╭─ RECORDS PROVIDED

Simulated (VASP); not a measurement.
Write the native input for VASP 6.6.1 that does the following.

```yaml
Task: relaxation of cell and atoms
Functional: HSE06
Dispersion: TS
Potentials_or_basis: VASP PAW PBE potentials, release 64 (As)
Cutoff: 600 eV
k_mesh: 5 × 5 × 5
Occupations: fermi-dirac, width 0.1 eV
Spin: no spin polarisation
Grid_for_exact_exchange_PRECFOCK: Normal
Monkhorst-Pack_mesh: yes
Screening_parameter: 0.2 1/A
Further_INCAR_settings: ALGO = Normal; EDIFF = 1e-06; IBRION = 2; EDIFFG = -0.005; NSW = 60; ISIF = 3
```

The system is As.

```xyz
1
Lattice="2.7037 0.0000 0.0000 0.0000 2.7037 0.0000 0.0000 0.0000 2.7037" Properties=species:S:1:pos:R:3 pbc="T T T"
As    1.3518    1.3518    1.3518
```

╰─

▶ [ASSIGNMENT] Retype the whole of the material word for word.

▶ [EXERCISE ANSWER]
Simulated (VASP); not a measurement.
Write the native input for VASP 6.6.1 that does the following.

```yaml
Task: relaxation of cell and atoms
Functional: HSE06
Dispersion: TS
Potentials_or_basis: VASP PAW PBE potentials, release 64 (As)
Cutoff: 600 eV
k_mesh: 5 × 5 × 5
Occupations: fermi-dirac, width 0.1 eV
Spin: no spin polarisation
Grid_for_exact_exchange_PRECFOCK: Normal
Monkhorst-Pack_mesh: yes
Screening_parameter: 0.2 1/A
Further_INCAR_settings: ALGO = Normal; EDIFF = 1e-06; IBRION = 2; EDIFFG = -0.005; NSW = 60; ISIF = 3
```

The system is As.

```xyz
1
Lattice="2.7037 0.0000 0.0000 0.0000 2.7037 0.0000 0.0000 0.0000 2.7037" Properties=species:S:1:pos:R:3 pbc="T T T"
As    1.3518    1.3518    1.3518
```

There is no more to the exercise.